> **Requirement**: Write out the data below exactly, beginning with the first line and ending once the line that has "Predict the pressure." is written.

> **Extracted material**:
[Start of section]
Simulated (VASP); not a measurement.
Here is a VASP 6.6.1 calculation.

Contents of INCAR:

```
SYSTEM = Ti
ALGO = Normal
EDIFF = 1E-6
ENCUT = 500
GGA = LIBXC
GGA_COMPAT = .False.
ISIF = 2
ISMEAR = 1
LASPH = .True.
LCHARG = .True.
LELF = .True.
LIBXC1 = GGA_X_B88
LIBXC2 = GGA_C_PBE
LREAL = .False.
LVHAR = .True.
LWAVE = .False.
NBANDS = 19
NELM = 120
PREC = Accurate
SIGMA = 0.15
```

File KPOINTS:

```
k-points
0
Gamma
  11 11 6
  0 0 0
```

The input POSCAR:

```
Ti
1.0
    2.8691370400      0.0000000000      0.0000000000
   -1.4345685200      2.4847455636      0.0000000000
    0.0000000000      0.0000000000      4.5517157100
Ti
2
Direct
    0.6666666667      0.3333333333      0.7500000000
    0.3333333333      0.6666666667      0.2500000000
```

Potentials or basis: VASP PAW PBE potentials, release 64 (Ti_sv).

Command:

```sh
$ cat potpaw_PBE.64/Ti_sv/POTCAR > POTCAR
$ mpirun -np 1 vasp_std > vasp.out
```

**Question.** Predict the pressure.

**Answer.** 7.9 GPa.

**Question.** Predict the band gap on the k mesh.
[End of section]

> **Response**:
Simulated (VASP); not a measurement.
Here is a VASP 6.6.1 calculation.

Contents of INCAR:

```
SYSTEM = Ti
ALGO = Normal
EDIFF = 1E-6
ENCUT = 500
GGA = LIBXC
GGA_COMPAT = .False.
ISIF = 2
ISMEAR = 1
LASPH = .True.
LCHARG = .True.
LELF = .True.
LIBXC1 = GGA_X_B88
LIBXC2 = GGA_C_PBE
LREAL = .False.
LVHAR = .True.
LWAVE = .False.
NBANDS = 19
NELM = 120
PREC = Accurate
SIGMA = 0.15
```

File KPOINTS:

```
k-points
0
Gamma
  11 11 6
  0 0 0
```

The input POSCAR:

```
Ti
1.0
    2.8691370400      0.0000000000      0.0000000000
   -1.4345685200      2.4847455636      0.0000000000
    0.0000000000      0.0000000000      4.5517157100
Ti
2
Direct
    0.6666666667      0.3333333333      0.7500000000
    0.3333333333      0.6666666667      0.2500000000
```

Potentials or basis: VASP PAW PBE potentials, release 64 (Ti_sv).

Command:

```sh
$ cat potpaw_PBE.64/Ti_sv/POTCAR > POTCAR
$ mpirun -np 1 vasp_std > vasp.out
```

**Question.** Predict the pressure.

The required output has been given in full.